• _Work request_
Up to and including the line with "none | 249.1 |", restate the records below word for word, beginning with their first line.

• _Material shown_
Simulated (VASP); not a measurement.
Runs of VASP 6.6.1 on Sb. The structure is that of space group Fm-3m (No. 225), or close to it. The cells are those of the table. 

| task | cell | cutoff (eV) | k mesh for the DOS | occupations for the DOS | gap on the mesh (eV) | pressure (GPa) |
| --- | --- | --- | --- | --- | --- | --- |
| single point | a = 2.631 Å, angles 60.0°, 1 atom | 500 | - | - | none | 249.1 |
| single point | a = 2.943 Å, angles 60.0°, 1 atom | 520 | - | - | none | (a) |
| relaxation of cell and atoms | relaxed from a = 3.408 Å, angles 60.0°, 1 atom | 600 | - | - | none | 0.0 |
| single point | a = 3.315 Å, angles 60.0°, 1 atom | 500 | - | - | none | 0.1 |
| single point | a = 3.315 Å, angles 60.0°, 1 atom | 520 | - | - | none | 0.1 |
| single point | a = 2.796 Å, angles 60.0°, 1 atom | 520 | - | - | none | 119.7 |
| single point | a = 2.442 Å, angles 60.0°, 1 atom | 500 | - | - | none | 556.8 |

• _Written answer_
Simulated (VASP); not a measurement.
Runs of VASP 6.6.1 on Sb. The structure is that of space group Fm-3m (No. 225), or close to it. The cells are those of the table. 

| task | cell | cutoff (eV) | k mesh for the DOS | occupations for the DOS | gap on the mesh (eV) | pressure (GPa) |
| --- | --- | --- | --- | --- | --- | --- |
| single point | a = 2.631 Å, angles 60.0°, 1 atom | 500 | - | - | none | 249.1 |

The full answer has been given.